►
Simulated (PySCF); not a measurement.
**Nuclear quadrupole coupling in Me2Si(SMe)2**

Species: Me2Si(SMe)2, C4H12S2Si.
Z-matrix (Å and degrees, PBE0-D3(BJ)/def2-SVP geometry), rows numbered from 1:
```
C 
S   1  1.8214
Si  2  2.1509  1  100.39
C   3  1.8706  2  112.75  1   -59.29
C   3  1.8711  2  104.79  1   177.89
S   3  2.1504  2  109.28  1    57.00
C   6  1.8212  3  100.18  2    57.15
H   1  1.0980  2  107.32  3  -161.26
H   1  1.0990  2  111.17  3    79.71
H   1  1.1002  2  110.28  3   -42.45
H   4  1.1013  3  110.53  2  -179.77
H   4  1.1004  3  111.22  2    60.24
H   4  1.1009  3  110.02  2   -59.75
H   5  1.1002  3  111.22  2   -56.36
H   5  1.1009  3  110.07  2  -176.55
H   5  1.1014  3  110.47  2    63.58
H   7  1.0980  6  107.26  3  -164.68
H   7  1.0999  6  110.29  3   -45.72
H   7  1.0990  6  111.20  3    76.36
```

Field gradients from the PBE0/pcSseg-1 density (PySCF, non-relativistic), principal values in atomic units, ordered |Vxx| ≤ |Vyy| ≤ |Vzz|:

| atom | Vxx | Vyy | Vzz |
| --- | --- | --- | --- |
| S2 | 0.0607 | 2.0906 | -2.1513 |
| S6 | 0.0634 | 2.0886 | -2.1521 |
◄

- **ASSIGNED TASK**
Each line from the start of the listing above through the line containing "2.0906 | -2.1513 |" must be reproduced exactly. Leave out the rest.

- **TASK OUTPUT**
Simulated (PySCF); not a measurement.
**Nuclear quadrupole coupling in Me2Si(SMe)2**

Species: Me2Si(SMe)2, C4H12S2Si.
Z-matrix (Å and degrees, PBE0-D3(BJ)/def2-SVP geometry), rows numbered from 1:
```
C 
S   1  1.8214
Si  2  2.1509  1  100.39
C   3  1.8706  2  112.75  1   -59.29
C   3  1.8711  2  104.79  1   177.89
S   3  2.1504  2  109.28  1    57.00
C   6  1.8212  3  100.18  2    57.15
H   1  1.0980  2  107.32  3  -161.26
H   1  1.0990  2  111.17  3    79.71
H   1  1.1002  2  110.28  3   -42.45
H   4  1.1013  3  110.53  2  -179.77
H   4  1.1004  3  111.22  2    60.24
H   4  1.1009  3  110.02  2   -59.75
H   5  1.1002  3  111.22  2   -56.36
H   5  1.1009  3  110.07  2  -176.55
H   5  1.1014  3  110.47  2    63.58
H   7  1.0980  6  107.26  3  -164.68
H   7  1.0999  6  110.29  3   -45.72
H   7  1.0990  6  111.20  3    76.36
```

Field gradients from the PBE0/pcSseg-1 density (PySCF, non-relativistic), principal values in atomic units, ordered |Vxx| ≤ |Vyy| ≤ |Vzz|:

| atom | Vxx | Vyy | Vzz |
| --- | --- | --- | --- |
| S2 | 0.0607 | 2.0906 | -2.1513 |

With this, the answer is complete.